[Opening Provided records section]

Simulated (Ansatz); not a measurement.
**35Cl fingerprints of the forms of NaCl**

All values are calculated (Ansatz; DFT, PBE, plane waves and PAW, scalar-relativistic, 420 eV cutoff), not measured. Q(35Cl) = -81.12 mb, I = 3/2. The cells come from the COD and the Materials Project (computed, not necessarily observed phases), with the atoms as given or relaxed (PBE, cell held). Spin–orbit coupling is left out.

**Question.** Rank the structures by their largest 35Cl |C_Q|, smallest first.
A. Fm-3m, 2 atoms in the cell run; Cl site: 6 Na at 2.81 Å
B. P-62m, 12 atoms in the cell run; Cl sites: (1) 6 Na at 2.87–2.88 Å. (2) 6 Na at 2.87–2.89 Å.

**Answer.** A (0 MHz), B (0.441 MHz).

[Closing Provided records section]

Activity
Once you find the line with "A. Fm-3m, 2" in the entries above, output it and each line after it up to and including the line with "B. P-62m, 12", and nothing else.

Exercise output
A. Fm-3m, 2 atoms in the cell run; Cl site: 6 Na at 2.81 Å
B. P-62m, 12 atoms in the cell run; Cl sites: (1) 6 Na at 2.87–2.88 Å. (2) 6 Na at 2.87–2.89 Å.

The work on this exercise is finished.